§ §

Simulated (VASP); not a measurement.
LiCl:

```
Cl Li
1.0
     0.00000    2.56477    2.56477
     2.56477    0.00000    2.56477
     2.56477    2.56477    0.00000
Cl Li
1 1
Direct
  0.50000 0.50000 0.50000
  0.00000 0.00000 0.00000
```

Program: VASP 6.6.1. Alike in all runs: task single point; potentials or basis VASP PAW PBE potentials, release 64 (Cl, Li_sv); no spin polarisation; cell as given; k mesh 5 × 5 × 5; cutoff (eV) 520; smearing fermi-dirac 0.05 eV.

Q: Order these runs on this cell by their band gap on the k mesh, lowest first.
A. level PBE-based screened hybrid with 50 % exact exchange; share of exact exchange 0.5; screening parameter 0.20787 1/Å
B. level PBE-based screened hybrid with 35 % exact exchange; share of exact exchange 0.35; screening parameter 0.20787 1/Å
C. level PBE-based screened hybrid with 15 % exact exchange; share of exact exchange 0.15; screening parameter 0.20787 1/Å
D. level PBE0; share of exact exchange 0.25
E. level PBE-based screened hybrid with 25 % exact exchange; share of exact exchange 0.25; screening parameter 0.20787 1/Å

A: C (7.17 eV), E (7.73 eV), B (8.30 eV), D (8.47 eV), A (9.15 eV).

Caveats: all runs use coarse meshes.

§ §

## Work order
Transcribe the listing above line for line, from the first line to the line containing "Program: VASP 6.6.1.", inclusive, with no other lines.

## Result
Simulated (VASP); not a measurement.
LiCl:

```
Cl Li
1.0
     0.00000    2.56477    2.56477
     2.56477    0.00000    2.56477
     2.56477    2.56477    0.00000
Cl Li
1 1
Direct
  0.50000 0.50000 0.50000
  0.00000 0.00000 0.00000
```

Program: VASP 6.6.1. Alike in all runs: task single point; potentials or basis VASP PAW PBE potentials, release 64 (Cl, Li_sv); no spin polarisation; cell as given; k mesh 5 × 5 × 5; cutoff (eV) 520; smearing fermi-dirac 0.05 eV.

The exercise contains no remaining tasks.